Requirement: Repeat the records below line by line, exactly, finishing on the line that contains "Sc_sv, Zn) |".

Exercise data:
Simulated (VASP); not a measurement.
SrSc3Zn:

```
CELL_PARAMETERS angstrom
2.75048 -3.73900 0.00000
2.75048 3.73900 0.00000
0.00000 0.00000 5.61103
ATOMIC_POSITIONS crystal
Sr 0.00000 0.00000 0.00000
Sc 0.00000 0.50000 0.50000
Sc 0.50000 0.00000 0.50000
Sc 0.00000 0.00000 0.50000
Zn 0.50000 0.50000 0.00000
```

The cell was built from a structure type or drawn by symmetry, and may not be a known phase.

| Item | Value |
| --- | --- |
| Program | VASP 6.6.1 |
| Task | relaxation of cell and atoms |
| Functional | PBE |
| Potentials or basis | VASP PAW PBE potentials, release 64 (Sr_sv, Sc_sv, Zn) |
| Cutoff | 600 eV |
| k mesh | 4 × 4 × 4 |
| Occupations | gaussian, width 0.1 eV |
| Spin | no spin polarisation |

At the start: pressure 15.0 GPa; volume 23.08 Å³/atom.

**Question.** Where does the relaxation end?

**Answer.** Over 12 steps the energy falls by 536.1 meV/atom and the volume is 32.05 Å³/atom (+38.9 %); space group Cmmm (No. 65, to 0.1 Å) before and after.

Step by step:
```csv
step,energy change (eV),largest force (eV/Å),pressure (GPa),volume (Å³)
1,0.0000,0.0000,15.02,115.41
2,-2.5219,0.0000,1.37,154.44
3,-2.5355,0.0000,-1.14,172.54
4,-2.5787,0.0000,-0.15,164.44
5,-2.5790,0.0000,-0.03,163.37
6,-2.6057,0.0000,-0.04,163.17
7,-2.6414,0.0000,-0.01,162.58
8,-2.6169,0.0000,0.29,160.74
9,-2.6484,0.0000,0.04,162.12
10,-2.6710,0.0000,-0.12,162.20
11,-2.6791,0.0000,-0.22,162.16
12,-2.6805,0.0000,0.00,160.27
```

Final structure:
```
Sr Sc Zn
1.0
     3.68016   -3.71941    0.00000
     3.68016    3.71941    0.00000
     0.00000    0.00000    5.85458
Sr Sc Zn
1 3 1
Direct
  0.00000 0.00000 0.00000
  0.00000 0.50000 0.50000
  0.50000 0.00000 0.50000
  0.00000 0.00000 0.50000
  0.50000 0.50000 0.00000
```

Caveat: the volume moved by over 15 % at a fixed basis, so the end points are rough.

Task answer:
Simulated (VASP); not a measurement.
SrSc3Zn:

```
CELL_PARAMETERS angstrom
2.75048 -3.73900 0.00000
2.75048 3.73900 0.00000
0.00000 0.00000 5.61103
ATOMIC_POSITIONS crystal
Sr 0.00000 0.00000 0.00000
Sc 0.00000 0.50000 0.50000
Sc 0.50000 0.00000 0.50000
Sc 0.00000 0.00000 0.50000
Zn 0.50000 0.50000 0.00000
```

The cell was built from a structure type or drawn by symmetry, and may not be a known phase.

| Item | Value |
| --- | --- |
| Program | VASP 6.6.1 |
| Task | relaxation of cell and atoms |
| Functional | PBE |
| Potentials or basis | VASP PAW PBE potentials, release 64 (Sr_sv, Sc_sv, Zn) |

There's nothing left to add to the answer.